RECORDS SHOWN Start Marker

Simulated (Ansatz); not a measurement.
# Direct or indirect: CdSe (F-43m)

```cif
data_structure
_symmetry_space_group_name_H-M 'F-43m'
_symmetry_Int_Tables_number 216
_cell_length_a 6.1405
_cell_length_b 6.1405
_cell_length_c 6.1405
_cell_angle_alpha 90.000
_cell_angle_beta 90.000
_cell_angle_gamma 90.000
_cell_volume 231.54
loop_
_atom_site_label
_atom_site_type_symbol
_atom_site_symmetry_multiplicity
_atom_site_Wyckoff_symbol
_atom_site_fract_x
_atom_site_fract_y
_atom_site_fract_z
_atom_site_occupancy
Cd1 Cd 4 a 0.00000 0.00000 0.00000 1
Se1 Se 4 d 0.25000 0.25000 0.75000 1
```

RECORDS SHOWN End Marker

ASSIGNMENT:
Go through the records above and copy each one exactly.

WORKED SOLUTION:
Simulated (Ansatz); not a measurement.
# Direct or indirect: CdSe (F-43m)

```cif
data_structure
_symmetry_space_group_name_H-M 'F-43m'
_symmetry_Int_Tables_number 216
_cell_length_a 6.1405
_cell_length_b 6.1405
_cell_length_c 6.1405
_cell_angle_alpha 90.000
_cell_angle_beta 90.000
_cell_angle_gamma 90.000
_cell_volume 231.54
loop_
_atom_site_label
_atom_site_type_symbol
_atom_site_symmetry_multiplicity
_atom_site_Wyckoff_symbol
_atom_site_fract_x
_atom_site_fract_y
_atom_site_fract_z
_atom_site_occupancy
Cd1 Cd 4 a 0.00000 0.00000 0.00000 1
Se1 Se 4 d 0.25000 0.25000 0.75000 1
```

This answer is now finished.